Required action —
Where the material below has a line containing "band edges lie.", start repeating exactly, and keep going through the line containing "The PBE relaxation", with no other lines.

★ ★ ★ ★ ★ ★ ★

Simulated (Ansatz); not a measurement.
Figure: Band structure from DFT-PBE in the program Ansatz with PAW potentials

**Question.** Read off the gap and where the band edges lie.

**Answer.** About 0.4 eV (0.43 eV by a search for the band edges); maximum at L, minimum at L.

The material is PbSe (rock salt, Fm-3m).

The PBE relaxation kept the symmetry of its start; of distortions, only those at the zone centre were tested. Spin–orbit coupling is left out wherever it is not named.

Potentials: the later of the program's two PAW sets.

★ ★ ★ ★ ★ ★ ★

Written solution —
**Question.** Read off the gap and where the band edges lie.

**Answer.** About 0.4 eV (0.43 eV by a search for the band edges); maximum at L, minimum at L.

The material is PbSe (rock salt, Fm-3m).

The PBE relaxation kept the symmetry of its start; of distortions, only those at the zone centre were tested. Spin–orbit coupling is left out wherever it is not named.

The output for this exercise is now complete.